**WORK ORDER:**
Print exactly those lines that run from the beginning of the data to the line bearing "Cell and atoms are relaxed at each pressure.", inclusive.

**EXTRACTED RECORDS:**
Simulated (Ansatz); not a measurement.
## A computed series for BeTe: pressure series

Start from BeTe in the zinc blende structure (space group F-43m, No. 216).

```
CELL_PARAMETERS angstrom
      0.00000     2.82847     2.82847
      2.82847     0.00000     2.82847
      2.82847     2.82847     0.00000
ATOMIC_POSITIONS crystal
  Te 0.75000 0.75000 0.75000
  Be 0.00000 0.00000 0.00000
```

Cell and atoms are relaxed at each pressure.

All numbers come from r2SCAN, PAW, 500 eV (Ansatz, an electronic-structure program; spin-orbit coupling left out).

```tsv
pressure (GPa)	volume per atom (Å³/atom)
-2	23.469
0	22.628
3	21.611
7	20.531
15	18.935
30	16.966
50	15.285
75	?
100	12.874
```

**RESPONSE AREA:**
Simulated (Ansatz); not a measurement.
## A computed series for BeTe: pressure series

Start from BeTe in the zinc blende structure (space group F-43m, No. 216).

```
CELL_PARAMETERS angstrom
      0.00000     2.82847     2.82847
      2.82847     0.00000     2.82847
      2.82847     2.82847     0.00000
ATOMIC_POSITIONS crystal
  Te 0.75000 0.75000 0.75000
  Be 0.00000 0.00000 0.00000
```

Cell and atoms are relaxed at each pressure.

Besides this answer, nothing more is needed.